Exercise = Output nothing but the lines from the first line of the entries to the line with "Dipole correction: no", inclusive, exactly as they read.

Records provided section start

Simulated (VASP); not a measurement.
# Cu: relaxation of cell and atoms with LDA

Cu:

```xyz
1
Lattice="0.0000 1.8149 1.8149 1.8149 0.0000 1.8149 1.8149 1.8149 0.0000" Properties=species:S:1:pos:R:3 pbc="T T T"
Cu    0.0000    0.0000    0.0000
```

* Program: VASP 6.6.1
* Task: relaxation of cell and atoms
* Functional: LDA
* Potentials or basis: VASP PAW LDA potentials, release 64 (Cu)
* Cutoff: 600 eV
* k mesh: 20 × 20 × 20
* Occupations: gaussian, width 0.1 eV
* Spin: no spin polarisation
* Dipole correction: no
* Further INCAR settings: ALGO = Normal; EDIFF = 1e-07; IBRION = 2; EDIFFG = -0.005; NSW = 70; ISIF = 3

Records provided section end

Exercise output =
Simulated (VASP); not a measurement.
# Cu: relaxation of cell and atoms with LDA

Cu:

```xyz
1
Lattice="0.0000 1.8149 1.8149 1.8149 0.0000 1.8149 1.8149 1.8149 0.0000" Properties=species:S:1:pos:R:3 pbc="T T T"
Cu    0.0000    0.0000    0.0000
```

* Program: VASP 6.6.1
* Task: relaxation of cell and atoms
* Functional: LDA
* Potentials or basis: VASP PAW LDA potentials, release 64 (Cu)
* Cutoff: 600 eV
* k mesh: 20 × 20 × 20
* Occupations: gaussian, width 0.1 eV
* Spin: no spin polarisation
* Dipole correction: no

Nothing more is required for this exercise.